= Beginning of Section =

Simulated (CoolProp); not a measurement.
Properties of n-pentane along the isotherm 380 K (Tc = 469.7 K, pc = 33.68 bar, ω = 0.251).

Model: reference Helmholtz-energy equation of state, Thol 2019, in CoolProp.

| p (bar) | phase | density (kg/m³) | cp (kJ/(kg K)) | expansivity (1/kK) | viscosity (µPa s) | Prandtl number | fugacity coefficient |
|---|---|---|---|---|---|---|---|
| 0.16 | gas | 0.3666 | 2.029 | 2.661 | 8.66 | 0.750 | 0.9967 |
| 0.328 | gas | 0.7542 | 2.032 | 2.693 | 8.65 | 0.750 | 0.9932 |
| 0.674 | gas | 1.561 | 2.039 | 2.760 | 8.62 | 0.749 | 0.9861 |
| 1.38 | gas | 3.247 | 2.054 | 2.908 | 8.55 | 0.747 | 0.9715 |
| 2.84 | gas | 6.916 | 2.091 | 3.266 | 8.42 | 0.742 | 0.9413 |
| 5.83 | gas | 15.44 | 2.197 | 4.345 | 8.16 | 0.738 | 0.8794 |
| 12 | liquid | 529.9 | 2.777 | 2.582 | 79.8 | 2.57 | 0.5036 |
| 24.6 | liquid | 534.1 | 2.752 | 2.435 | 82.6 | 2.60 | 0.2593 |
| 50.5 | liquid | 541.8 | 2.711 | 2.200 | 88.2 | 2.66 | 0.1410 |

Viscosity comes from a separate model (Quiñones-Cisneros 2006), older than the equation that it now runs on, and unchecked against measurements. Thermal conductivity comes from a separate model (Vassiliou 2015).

= End of Section =

Copy the records above exactly, beginning at the line that contains "fugacity coefficient |" and stopping after the line that contains "0.750 | 0.9967 |".

* **REPLY**
| p (bar) | phase | density (kg/m³) | cp (kJ/(kg K)) | expansivity (1/kK) | viscosity (µPa s) | Prandtl number | fugacity coefficient |
|---|---|---|---|---|---|---|---|
| 0.16 | gas | 0.3666 | 2.029 | 2.661 | 8.66 | 0.750 | 0.9967 |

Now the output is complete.